[Task item]
Word for word, restate every entry shown below.

--- START ---
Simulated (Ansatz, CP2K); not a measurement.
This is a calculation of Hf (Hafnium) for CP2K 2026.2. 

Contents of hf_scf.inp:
--- END ---

[Exercise solution]
Simulated (Ansatz, CP2K); not a measurement.
This is a calculation of Hf (Hafnium) for CP2K 2026.2. 

Contents of hf_scf.inp:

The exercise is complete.